**REQUIREMENT:** Extract exactly those lines that lie between the start of the material and the line with "width 0.05 eV |", including both boundary lines and no others.

**RECORD EXCERPTS:**
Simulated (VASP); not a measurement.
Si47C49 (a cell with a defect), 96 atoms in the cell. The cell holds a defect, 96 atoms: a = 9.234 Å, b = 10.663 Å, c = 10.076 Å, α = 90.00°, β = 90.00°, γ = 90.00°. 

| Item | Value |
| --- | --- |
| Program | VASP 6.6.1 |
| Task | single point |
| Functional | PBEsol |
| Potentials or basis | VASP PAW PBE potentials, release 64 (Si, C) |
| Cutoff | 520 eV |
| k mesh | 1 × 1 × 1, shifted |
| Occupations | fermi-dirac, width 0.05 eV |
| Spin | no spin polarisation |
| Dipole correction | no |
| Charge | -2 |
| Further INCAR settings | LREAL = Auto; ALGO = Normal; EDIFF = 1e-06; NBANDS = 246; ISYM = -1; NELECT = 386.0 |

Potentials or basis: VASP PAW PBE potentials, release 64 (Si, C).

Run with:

**TASK RESPONSE:**
Simulated (VASP); not a measurement.
Si47C49 (a cell with a defect), 96 atoms in the cell. The cell holds a defect, 96 atoms: a = 9.234 Å, b = 10.663 Å, c = 10.076 Å, α = 90.00°, β = 90.00°, γ = 90.00°. 

| Item | Value |
| --- | --- |
| Program | VASP 6.6.1 |
| Task | single point |
| Functional | PBEsol |
| Potentials or basis | VASP PAW PBE potentials, release 64 (Si, C) |
| Cutoff | 520 eV |
| k mesh | 1 × 1 × 1, shifted |
| Occupations | fermi-dirac, width 0.05 eV |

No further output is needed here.